_Work instruction_: Return only the lines running from the first line of the listing through the one with "Output of a", unchanged.

┏━━
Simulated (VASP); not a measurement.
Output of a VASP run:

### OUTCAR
┗━━

_Exercise response_:
Simulated (VASP); not a measurement.
Output of a VASP run:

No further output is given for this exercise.